» **Data supplied**
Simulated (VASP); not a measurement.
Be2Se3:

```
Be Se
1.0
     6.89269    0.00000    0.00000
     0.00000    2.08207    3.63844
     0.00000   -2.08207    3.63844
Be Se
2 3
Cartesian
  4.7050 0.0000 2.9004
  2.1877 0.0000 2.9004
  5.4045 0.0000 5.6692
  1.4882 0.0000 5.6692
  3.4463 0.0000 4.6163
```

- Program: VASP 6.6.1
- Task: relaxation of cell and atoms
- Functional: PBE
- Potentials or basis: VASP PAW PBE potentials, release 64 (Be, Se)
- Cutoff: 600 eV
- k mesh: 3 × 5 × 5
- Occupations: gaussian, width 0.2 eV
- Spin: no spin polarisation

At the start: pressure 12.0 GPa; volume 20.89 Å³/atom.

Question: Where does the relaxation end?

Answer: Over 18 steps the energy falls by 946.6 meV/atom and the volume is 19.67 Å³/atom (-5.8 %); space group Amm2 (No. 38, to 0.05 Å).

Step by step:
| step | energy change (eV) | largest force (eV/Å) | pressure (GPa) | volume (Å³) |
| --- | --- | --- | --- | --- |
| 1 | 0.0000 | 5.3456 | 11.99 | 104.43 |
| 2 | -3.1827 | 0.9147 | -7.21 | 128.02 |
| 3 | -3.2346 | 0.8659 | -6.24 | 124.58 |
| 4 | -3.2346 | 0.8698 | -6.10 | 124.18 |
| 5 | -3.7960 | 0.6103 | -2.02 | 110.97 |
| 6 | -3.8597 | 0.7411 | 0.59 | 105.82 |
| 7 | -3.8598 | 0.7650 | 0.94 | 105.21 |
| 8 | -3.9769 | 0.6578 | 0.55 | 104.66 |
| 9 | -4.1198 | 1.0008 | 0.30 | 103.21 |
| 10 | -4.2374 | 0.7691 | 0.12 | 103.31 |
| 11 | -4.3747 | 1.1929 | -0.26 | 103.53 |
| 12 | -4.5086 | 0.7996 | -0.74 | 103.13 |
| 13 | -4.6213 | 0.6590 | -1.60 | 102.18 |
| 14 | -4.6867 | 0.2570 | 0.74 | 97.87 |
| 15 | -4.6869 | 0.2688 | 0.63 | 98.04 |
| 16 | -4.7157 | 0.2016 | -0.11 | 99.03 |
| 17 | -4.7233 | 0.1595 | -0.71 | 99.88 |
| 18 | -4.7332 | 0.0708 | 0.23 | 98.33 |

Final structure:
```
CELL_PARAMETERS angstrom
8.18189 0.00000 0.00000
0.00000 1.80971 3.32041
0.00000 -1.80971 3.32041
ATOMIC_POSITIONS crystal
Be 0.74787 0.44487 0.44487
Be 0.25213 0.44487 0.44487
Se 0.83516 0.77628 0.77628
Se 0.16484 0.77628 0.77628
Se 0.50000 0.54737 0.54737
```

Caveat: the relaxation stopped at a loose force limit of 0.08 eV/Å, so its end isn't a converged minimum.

» **Work request**
Look above for the line with "11.99 | 104.43 |" and the line with "0.74 | 97.87 |". Retype those two lines and every line between them exactly, adding nothing.

» **Task result**
| 1 | 0.0000 | 5.3456 | 11.99 | 104.43 |
| 2 | -3.1827 | 0.9147 | -7.21 | 128.02 |
| 3 | -3.2346 | 0.8659 | -6.24 | 124.58 |
| 4 | -3.2346 | 0.8698 | -6.10 | 124.18 |
| 5 | -3.7960 | 0.6103 | -2.02 | 110.97 |
| 6 | -3.8597 | 0.7411 | 0.59 | 105.82 |
| 7 | -3.8598 | 0.7650 | 0.94 | 105.21 |
| 8 | -3.9769 | 0.6578 | 0.55 | 104.66 |
| 9 | -4.1198 | 1.0008 | 0.30 | 103.21 |
| 10 | -4.2374 | 0.7691 | 0.12 | 103.31 |
| 11 | -4.3747 | 1.1929 | -0.26 | 103.53 |
| 12 | -4.5086 | 0.7996 | -0.74 | 103.13 |
| 13 | -4.6213 | 0.6590 | -1.60 | 102.18 |
| 14 | -4.6867 | 0.2570 | 0.74 | 97.87 |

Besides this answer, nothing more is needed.